◆ Data section ◆
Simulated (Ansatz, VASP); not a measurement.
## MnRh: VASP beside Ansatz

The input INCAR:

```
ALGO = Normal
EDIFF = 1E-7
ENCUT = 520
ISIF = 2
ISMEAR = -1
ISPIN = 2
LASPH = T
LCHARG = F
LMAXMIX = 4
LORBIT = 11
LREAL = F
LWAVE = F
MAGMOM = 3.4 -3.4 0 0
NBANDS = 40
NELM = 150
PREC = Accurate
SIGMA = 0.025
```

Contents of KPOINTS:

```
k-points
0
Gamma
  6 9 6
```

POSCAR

◆ Required action ◆
When you transcribe the records above, keep every line exactly the same.

◆ Your solution ◆
Simulated (Ansatz, VASP); not a measurement.
## MnRh: VASP beside Ansatz

The input INCAR:

```
ALGO = Normal
EDIFF = 1E-7
ENCUT = 520
ISIF = 2
ISMEAR = -1
ISPIN = 2
LASPH = T
LCHARG = F
LMAXMIX = 4
LORBIT = 11
LREAL = F
LWAVE = F
MAGMOM = 3.4 -3.4 0 0
NBANDS = 40
NELM = 150
PREC = Accurate
SIGMA = 0.025
```

Contents of KPOINTS:

```
k-points
0
Gamma
  6 9 6
```

POSCAR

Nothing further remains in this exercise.